--- Required action ---
Write out exactly the lines of the material below, beginning at the top and ending at the line that contains "volume (Å³) |".

--- Provided information ---
**********
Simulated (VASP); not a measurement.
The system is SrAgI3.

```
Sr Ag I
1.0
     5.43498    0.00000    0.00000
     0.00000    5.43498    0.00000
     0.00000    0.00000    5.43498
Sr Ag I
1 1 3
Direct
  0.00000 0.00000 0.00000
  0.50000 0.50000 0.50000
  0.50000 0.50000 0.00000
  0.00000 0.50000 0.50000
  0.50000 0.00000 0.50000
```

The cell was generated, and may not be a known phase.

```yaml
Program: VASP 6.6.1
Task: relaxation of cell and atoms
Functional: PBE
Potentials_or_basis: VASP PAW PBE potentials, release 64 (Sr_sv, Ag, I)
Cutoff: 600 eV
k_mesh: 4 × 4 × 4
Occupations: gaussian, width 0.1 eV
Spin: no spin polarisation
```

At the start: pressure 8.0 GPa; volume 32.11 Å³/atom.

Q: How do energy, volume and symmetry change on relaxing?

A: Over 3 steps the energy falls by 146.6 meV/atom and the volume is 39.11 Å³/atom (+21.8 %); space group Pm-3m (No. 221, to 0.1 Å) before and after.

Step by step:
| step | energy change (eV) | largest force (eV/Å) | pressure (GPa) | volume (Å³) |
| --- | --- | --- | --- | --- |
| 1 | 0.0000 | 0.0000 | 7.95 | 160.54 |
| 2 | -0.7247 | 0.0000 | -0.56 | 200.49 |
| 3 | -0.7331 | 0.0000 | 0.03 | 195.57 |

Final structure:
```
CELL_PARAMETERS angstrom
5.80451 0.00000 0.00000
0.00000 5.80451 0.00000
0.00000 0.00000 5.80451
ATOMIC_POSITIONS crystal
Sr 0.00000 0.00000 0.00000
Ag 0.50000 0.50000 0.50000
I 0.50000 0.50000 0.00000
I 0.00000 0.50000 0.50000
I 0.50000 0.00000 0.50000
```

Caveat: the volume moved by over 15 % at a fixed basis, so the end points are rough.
**********

--- Response area ---
Simulated (VASP); not a measurement.
The system is SrAgI3.

```
Sr Ag I
1.0
     5.43498    0.00000    0.00000
     0.00000    5.43498    0.00000
     0.00000    0.00000    5.43498
Sr Ag I
1 1 3
Direct
  0.00000 0.00000 0.00000
  0.50000 0.50000 0.50000
  0.50000 0.50000 0.00000
  0.00000 0.50000 0.50000
  0.50000 0.00000 0.50000
```

The cell was generated, and may not be a known phase.

```yaml
Program: VASP 6.6.1
Task: relaxation of cell and atoms
Functional: PBE
Potentials_or_basis: VASP PAW PBE potentials, release 64 (Sr_sv, Ag, I)
Cutoff: 600 eV
k_mesh: 4 × 4 × 4
Occupations: gaussian, width 0.1 eV
Spin: no spin polarisation
```

At the start: pressure 8.0 GPa; volume 32.11 Å³/atom.

Q: How do energy, volume and symmetry change on relaxing?

A: Over 3 steps the energy falls by 146.6 meV/atom and the volume is 39.11 Å³/atom (+21.8 %); space group Pm-3m (No. 221, to 0.1 Å) before and after.

Step by step:
| step | energy change (eV) | largest force (eV/Å) | pressure (GPa) | volume (Å³) |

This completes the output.